─── GIVEN RECORDS

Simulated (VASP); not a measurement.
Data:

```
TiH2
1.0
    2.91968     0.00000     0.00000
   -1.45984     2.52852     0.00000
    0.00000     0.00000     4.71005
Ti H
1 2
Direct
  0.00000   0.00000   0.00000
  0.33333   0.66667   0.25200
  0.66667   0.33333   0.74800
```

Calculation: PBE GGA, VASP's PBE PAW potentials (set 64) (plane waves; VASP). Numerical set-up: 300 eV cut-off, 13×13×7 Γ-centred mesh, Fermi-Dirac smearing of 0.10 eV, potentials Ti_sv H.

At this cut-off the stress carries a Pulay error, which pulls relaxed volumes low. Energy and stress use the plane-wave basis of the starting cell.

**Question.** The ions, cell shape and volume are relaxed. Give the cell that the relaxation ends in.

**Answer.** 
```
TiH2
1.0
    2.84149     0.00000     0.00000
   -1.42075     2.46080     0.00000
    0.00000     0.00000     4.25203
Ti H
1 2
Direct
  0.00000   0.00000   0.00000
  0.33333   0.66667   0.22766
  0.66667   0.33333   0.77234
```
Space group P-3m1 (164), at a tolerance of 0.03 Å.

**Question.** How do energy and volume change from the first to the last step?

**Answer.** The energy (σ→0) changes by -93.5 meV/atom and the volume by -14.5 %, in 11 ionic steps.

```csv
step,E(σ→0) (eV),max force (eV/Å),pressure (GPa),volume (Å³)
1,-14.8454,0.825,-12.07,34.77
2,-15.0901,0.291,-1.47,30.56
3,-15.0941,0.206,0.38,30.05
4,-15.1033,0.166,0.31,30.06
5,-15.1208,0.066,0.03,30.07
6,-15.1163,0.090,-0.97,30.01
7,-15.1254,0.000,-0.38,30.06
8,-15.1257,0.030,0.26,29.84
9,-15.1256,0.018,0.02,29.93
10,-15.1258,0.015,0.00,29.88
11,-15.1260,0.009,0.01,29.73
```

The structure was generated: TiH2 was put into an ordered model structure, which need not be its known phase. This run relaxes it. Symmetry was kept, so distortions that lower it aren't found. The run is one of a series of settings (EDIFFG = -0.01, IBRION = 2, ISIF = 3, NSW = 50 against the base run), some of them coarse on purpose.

──────

# ASSIGNMENT
Give back exactly the lines from the first line of the records through the line holding "Space group P-3m1", including both of those lines and leaving out all others.

# YOUR RESPONSE
Simulated (VASP); not a measurement.
Data:

```
TiH2
1.0
    2.91968     0.00000     0.00000
   -1.45984     2.52852     0.00000
    0.00000     0.00000     4.71005
Ti H
1 2
Direct
  0.00000   0.00000   0.00000
  0.33333   0.66667   0.25200
  0.66667   0.33333   0.74800
```

Calculation: PBE GGA, VASP's PBE PAW potentials (set 64) (plane waves; VASP). Numerical set-up: 300 eV cut-off, 13×13×7 Γ-centred mesh, Fermi-Dirac smearing of 0.10 eV, potentials Ti_sv H.

At this cut-off the stress carries a Pulay error, which pulls relaxed volumes low. Energy and stress use the plane-wave basis of the starting cell.

**Question.** The ions, cell shape and volume are relaxed. Give the cell that the relaxation ends in.

**Answer.** 
```
TiH2
1.0
    2.84149     0.00000     0.00000
   -1.42075     2.46080     0.00000
    0.00000     0.00000     4.25203
Ti H
1 2
Direct
  0.00000   0.00000   0.00000
  0.33333   0.66667   0.22766
  0.66667   0.33333   0.77234
```
Space group P-3m1 (164), at a tolerance of 0.03 Å.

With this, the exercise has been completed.